## Activity
The whole of the data, every line, should come back exactly the same.

## Source material
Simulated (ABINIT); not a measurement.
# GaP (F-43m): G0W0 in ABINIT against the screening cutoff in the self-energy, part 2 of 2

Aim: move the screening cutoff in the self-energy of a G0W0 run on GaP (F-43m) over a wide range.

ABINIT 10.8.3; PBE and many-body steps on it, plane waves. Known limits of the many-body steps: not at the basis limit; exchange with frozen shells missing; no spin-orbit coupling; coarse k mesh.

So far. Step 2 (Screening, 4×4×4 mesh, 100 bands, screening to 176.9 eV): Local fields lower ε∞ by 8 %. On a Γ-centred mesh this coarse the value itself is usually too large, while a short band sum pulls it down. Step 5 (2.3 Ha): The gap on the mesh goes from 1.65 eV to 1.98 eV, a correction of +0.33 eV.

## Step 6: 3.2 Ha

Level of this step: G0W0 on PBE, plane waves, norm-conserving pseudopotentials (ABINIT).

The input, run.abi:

## Task result
Simulated (ABINIT); not a measurement.
# GaP (F-43m): G0W0 in ABINIT against the screening cutoff in the self-energy, part 2 of 2

Aim: move the screening cutoff in the self-energy of a G0W0 run on GaP (F-43m) over a wide range.

ABINIT 10.8.3; PBE and many-body steps on it, plane waves. Known limits of the many-body steps: not at the basis limit; exchange with frozen shells missing; no spin-orbit coupling; coarse k mesh.

So far. Step 2 (Screening, 4×4×4 mesh, 100 bands, screening to 176.9 eV): Local fields lower ε∞ by 8 %. On a Γ-centred mesh this coarse the value itself is usually too large, while a short band sum pulls it down. Step 5 (2.3 Ha): The gap on the mesh goes from 1.65 eV to 1.98 eV, a correction of +0.33 eV.

## Step 6: 3.2 Ha

Level of this step: G0W0 on PBE, plane waves, norm-conserving pseudopotentials (ABINIT).

The input, run.abi:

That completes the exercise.